# Supplied information
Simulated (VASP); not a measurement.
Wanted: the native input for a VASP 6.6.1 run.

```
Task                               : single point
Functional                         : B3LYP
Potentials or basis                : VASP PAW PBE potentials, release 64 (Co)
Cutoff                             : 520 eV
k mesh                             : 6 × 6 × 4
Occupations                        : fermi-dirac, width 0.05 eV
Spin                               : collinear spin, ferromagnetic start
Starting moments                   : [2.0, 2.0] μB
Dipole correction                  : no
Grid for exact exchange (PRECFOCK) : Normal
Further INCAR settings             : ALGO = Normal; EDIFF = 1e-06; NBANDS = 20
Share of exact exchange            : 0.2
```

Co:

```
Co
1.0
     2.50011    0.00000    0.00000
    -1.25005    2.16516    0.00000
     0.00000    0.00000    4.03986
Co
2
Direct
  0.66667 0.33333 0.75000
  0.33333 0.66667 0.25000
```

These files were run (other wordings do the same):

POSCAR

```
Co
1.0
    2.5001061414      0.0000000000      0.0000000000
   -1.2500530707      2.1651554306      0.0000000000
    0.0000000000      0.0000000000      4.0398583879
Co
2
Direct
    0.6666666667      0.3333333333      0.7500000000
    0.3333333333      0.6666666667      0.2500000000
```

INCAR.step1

# Work item
Having read the entries, repeat them all exactly.

# Written reply
Simulated (VASP); not a measurement.
Wanted: the native input for a VASP 6.6.1 run.

```
Task                               : single point
Functional                         : B3LYP
Potentials or basis                : VASP PAW PBE potentials, release 64 (Co)
Cutoff                             : 520 eV
k mesh                             : 6 × 6 × 4
Occupations                        : fermi-dirac, width 0.05 eV
Spin                               : collinear spin, ferromagnetic start
Starting moments                   : [2.0, 2.0] μB
Dipole correction                  : no
Grid for exact exchange (PRECFOCK) : Normal
Further INCAR settings             : ALGO = Normal; EDIFF = 1e-06; NBANDS = 20
Share of exact exchange            : 0.2
```

Co:

```
Co
1.0
     2.50011    0.00000    0.00000
    -1.25005    2.16516    0.00000
     0.00000    0.00000    4.03986
Co
2
Direct
  0.66667 0.33333 0.75000
  0.33333 0.66667 0.25000
```

These files were run (other wordings do the same):

POSCAR

```
Co
1.0
    2.5001061414      0.0000000000      0.0000000000
   -1.2500530707      2.1651554306      0.0000000000
    0.0000000000      0.0000000000      4.0398583879
Co
2
Direct
    0.6666666667      0.3333333333      0.7500000000
    0.3333333333      0.6666666667      0.2500000000
```

INCAR.step1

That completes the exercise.